*Required action*
The expected output is each entry, given again exactly.

═══

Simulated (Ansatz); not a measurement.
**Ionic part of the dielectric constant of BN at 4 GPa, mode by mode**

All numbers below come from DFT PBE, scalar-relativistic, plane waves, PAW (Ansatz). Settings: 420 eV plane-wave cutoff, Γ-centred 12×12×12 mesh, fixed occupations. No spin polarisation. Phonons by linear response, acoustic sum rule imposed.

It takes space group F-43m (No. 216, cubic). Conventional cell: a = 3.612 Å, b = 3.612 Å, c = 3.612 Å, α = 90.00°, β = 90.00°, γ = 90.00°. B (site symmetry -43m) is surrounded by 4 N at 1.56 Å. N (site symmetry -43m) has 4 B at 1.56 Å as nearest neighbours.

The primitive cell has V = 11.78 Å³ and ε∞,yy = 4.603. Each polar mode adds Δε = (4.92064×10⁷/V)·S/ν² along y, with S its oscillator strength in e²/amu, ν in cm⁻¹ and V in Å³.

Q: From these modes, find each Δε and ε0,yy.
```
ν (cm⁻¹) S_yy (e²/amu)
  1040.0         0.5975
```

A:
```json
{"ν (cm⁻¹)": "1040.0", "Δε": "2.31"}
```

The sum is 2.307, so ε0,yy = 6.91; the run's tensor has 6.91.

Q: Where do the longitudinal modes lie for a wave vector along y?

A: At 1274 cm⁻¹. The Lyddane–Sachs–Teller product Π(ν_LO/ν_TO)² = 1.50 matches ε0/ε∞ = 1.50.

═══

*Problem solution*
Simulated (Ansatz); not a measurement.
**Ionic part of the dielectric constant of BN at 4 GPa, mode by mode**

All numbers below come from DFT PBE, scalar-relativistic, plane waves, PAW (Ansatz). Settings: 420 eV plane-wave cutoff, Γ-centred 12×12×12 mesh, fixed occupations. No spin polarisation. Phonons by linear response, acoustic sum rule imposed.

It takes space group F-43m (No. 216, cubic). Conventional cell: a = 3.612 Å, b = 3.612 Å, c = 3.612 Å, α = 90.00°, β = 90.00°, γ = 90.00°. B (site symmetry -43m) is surrounded by 4 N at 1.56 Å. N (site symmetry -43m) has 4 B at 1.56 Å as nearest neighbours.

The primitive cell has V = 11.78 Å³ and ε∞,yy = 4.603. Each polar mode adds Δε = (4.92064×10⁷/V)·S/ν² along y, with S its oscillator strength in e²/amu, ν in cm⁻¹ and V in Å³.

Q: From these modes, find each Δε and ε0,yy.
```
ν (cm⁻¹) S_yy (e²/amu)
  1040.0         0.5975
```

A:
```json
{"ν (cm⁻¹)": "1040.0", "Δε": "2.31"}
```

The sum is 2.307, so ε0,yy = 6.91; the run's tensor has 6.91.

Q: Where do the longitudinal modes lie for a wave vector along y?

A: At 1274 cm⁻¹. The Lyddane–Sachs–Teller product Π(ν_LO/ν_TO)² = 1.50 matches ε0/ε∞ = 1.50.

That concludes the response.